* [Brief]
An exact reproduction of the data below is the required answer.

* [Supplied records]
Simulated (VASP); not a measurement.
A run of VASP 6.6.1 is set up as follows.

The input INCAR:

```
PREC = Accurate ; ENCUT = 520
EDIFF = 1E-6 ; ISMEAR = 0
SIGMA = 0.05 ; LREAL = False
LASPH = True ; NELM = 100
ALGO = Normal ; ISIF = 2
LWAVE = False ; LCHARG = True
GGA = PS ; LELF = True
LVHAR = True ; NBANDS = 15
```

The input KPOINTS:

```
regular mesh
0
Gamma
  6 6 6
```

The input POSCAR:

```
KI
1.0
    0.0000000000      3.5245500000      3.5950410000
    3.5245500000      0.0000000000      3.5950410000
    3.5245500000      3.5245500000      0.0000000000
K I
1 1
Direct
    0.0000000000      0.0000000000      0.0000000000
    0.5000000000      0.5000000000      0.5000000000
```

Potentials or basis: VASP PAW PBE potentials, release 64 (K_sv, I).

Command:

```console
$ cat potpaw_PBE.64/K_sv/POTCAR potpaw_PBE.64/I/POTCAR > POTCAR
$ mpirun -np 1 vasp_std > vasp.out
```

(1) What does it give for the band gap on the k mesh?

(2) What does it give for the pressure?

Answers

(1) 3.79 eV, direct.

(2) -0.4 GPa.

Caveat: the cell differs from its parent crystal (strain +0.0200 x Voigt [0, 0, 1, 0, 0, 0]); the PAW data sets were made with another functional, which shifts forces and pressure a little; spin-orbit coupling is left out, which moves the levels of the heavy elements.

* [Task solution]
Simulated (VASP); not a measurement.
A run of VASP 6.6.1 is set up as follows.

The input INCAR:

```
PREC = Accurate ; ENCUT = 520
EDIFF = 1E-6 ; ISMEAR = 0
SIGMA = 0.05 ; LREAL = False
LASPH = True ; NELM = 100
ALGO = Normal ; ISIF = 2
LWAVE = False ; LCHARG = True
GGA = PS ; LELF = True
LVHAR = True ; NBANDS = 15
```

The input KPOINTS:

```
regular mesh
0
Gamma
  6 6 6
```

The input POSCAR:

```
KI
1.0
    0.0000000000      3.5245500000      3.5950410000
    3.5245500000      0.0000000000      3.5950410000
    3.5245500000      3.5245500000      0.0000000000
K I
1 1
Direct
    0.0000000000      0.0000000000      0.0000000000
    0.5000000000      0.5000000000      0.5000000000
```

Potentials or basis: VASP PAW PBE potentials, release 64 (K_sv, I).

Command:

```console
$ cat potpaw_PBE.64/K_sv/POTCAR potpaw_PBE.64/I/POTCAR > POTCAR
$ mpirun -np 1 vasp_std > vasp.out
```

(1) What does it give for the band gap on the k mesh?

(2) What does it give for the pressure?

Answers

(1) 3.79 eV, direct.

(2) -0.4 GPa.

Caveat: the cell differs from its parent crystal (strain +0.0200 x Voigt [0, 0, 1, 0, 0, 0]); the PAW data sets were made with another functional, which shifts forces and pressure a little; spin-orbit coupling is left out, which moves the levels of the heavy elements.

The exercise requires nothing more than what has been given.